Given information
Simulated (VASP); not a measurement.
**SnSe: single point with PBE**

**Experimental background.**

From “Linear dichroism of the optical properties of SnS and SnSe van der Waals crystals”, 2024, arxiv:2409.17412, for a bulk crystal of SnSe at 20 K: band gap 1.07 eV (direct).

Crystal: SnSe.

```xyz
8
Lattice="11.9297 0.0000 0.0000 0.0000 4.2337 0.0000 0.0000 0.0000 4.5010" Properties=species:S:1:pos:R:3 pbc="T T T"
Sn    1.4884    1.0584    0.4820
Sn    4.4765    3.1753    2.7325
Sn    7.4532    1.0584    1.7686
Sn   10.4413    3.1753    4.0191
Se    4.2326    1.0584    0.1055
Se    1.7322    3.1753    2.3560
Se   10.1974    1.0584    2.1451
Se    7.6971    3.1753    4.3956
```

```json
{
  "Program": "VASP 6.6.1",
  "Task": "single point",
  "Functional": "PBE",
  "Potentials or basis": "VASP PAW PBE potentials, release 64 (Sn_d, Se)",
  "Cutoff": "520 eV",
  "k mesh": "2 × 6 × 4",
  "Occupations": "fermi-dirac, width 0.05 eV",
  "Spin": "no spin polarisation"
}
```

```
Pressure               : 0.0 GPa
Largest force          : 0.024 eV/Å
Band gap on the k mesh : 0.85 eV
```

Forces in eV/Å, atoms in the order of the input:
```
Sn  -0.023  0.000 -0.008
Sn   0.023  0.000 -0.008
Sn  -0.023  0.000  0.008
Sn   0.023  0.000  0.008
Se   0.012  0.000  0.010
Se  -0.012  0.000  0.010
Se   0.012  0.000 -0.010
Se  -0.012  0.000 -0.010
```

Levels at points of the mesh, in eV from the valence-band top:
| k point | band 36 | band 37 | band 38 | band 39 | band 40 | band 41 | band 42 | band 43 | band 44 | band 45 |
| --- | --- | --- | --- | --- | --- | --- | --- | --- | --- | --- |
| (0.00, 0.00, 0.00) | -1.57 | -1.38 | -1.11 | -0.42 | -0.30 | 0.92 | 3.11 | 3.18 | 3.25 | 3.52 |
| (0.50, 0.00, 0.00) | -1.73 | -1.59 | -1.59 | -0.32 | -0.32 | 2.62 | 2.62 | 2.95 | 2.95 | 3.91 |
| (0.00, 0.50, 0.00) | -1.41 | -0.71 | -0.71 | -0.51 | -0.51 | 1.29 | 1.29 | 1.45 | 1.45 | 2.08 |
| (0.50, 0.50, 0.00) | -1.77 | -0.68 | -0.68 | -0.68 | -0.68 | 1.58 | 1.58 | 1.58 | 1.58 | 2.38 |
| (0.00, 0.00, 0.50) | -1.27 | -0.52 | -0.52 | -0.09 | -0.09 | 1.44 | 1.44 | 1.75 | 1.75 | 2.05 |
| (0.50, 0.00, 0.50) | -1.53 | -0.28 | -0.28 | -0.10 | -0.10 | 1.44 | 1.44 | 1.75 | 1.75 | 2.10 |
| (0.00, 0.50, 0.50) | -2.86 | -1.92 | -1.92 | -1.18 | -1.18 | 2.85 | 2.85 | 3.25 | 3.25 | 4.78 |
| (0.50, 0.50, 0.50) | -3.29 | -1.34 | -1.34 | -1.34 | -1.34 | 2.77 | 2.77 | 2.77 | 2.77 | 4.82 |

Assignment
Everything from the line containing "1.45 | 2.08 |" through the line containing "1.75 | 2.10 |" in the material above should be retyped exactly, both ends included, and nothing more.

Written reply
| (0.00, 0.50, 0.00) | -1.41 | -0.71 | -0.71 | -0.51 | -0.51 | 1.29 | 1.29 | 1.45 | 1.45 | 2.08 |
| (0.50, 0.50, 0.00) | -1.77 | -0.68 | -0.68 | -0.68 | -0.68 | 1.58 | 1.58 | 1.58 | 1.58 | 2.38 |
| (0.00, 0.00, 0.50) | -1.27 | -0.52 | -0.52 | -0.09 | -0.09 | 1.44 | 1.44 | 1.75 | 1.75 | 2.05 |
| (0.50, 0.00, 0.50) | -1.53 | -0.28 | -0.28 | -0.10 | -0.10 | 1.44 | 1.44 | 1.75 | 1.75 | 2.10 |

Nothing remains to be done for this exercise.